● Given information:
= Beginning of Section =

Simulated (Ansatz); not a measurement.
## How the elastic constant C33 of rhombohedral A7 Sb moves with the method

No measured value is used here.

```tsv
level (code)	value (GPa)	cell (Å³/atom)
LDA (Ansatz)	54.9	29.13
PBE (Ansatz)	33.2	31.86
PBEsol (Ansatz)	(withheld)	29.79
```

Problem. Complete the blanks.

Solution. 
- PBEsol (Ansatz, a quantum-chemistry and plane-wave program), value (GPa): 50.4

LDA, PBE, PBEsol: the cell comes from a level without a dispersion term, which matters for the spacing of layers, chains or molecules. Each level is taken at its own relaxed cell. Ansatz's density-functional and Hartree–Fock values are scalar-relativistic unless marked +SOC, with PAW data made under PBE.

= End of Section =

● Assignment:
From the listing above, repeat exactly the lines starting at the line that includes "No measured value is used here." and ending at the line that includes "- PBEsol (Ansatz, a", with nothing outside that span.

● Task response:
No measured value is used here.

```tsv
level (code)	value (GPa)	cell (Å³/atom)
LDA (Ansatz)	54.9	29.13
PBE (Ansatz)	33.2	31.86
PBEsol (Ansatz)	(withheld)	29.79
```

Problem. Complete the blanks.

Solution. 
- PBEsol (Ansatz, a quantum-chemistry and plane-wave program), value (GPa): 50.4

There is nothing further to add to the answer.